◆ Dataset records
********************
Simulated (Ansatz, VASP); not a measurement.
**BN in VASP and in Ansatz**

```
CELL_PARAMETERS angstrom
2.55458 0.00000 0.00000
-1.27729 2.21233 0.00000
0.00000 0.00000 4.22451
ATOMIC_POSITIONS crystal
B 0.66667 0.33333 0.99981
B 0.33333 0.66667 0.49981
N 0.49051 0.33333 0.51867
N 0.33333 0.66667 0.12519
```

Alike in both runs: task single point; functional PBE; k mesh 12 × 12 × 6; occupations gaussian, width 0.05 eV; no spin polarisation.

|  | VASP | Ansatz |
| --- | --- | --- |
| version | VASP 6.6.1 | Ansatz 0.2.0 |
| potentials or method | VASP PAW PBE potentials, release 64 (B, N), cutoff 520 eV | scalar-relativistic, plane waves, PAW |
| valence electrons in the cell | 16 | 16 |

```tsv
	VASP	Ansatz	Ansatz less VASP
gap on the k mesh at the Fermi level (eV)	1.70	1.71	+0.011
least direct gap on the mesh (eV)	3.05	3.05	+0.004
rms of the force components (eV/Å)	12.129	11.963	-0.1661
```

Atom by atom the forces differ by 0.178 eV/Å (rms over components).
********************

◆ Work order
The required result is a verbatim copy of all the entries.

◆ Response box
Simulated (Ansatz, VASP); not a measurement.
**BN in VASP and in Ansatz**

```
CELL_PARAMETERS angstrom
2.55458 0.00000 0.00000
-1.27729 2.21233 0.00000
0.00000 0.00000 4.22451
ATOMIC_POSITIONS crystal
B 0.66667 0.33333 0.99981
B 0.33333 0.66667 0.49981
N 0.49051 0.33333 0.51867
N 0.33333 0.66667 0.12519
```

Alike in both runs: task single point; functional PBE; k mesh 12 × 12 × 6; occupations gaussian, width 0.05 eV; no spin polarisation.

|  | VASP | Ansatz |
| --- | --- | --- |
| version | VASP 6.6.1 | Ansatz 0.2.0 |
| potentials or method | VASP PAW PBE potentials, release 64 (B, N), cutoff 520 eV | scalar-relativistic, plane waves, PAW |
| valence electrons in the cell | 16 | 16 |

```tsv
	VASP	Ansatz	Ansatz less VASP
gap on the k mesh at the Fermi level (eV)	1.70	1.71	+0.011
least direct gap on the mesh (eV)	3.05	3.05	+0.004
rms of the force components (eV/Å)	12.129	11.963	-0.1661
```

Atom by atom the forces differ by 0.178 eV/Å (rms over components).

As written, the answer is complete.